> Exercise
The lines wanted run from the first one below through the one with "Question: How do". Return them exactly.

> Dataset extract
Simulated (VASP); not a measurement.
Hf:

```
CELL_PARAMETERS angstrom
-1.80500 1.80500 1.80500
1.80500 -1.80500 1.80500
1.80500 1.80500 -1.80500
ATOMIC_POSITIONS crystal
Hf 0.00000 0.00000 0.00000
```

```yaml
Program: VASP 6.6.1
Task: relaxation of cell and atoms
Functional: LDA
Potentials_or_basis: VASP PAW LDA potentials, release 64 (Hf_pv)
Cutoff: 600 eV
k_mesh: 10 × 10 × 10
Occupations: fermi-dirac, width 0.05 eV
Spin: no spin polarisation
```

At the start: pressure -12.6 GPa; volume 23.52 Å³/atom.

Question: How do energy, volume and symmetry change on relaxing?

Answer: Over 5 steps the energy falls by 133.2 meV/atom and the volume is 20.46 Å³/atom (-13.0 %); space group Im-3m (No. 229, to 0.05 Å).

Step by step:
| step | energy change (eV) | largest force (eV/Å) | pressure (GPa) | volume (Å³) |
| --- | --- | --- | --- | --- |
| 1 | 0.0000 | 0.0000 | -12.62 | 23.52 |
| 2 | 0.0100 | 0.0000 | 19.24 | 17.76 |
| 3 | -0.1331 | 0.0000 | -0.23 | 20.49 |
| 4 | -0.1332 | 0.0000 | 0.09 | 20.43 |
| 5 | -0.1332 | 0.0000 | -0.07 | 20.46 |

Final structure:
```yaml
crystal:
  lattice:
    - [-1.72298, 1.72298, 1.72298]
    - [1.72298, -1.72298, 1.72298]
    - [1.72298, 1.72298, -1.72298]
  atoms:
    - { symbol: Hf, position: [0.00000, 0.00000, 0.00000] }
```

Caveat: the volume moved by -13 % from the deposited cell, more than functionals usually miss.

> Exercise solution
Simulated (VASP); not a measurement.
Hf:

```
CELL_PARAMETERS angstrom
-1.80500 1.80500 1.80500
1.80500 -1.80500 1.80500
1.80500 1.80500 -1.80500
ATOMIC_POSITIONS crystal
Hf 0.00000 0.00000 0.00000
```

```yaml
Program: VASP 6.6.1
Task: relaxation of cell and atoms
Functional: LDA
Potentials_or_basis: VASP PAW LDA potentials, release 64 (Hf_pv)
Cutoff: 600 eV
k_mesh: 10 × 10 × 10
Occupations: fermi-dirac, width 0.05 eV
Spin: no spin polarisation
```

At the start: pressure -12.6 GPa; volume 23.52 Å³/atom.

Question: How do energy, volume and symmetry change on relaxing?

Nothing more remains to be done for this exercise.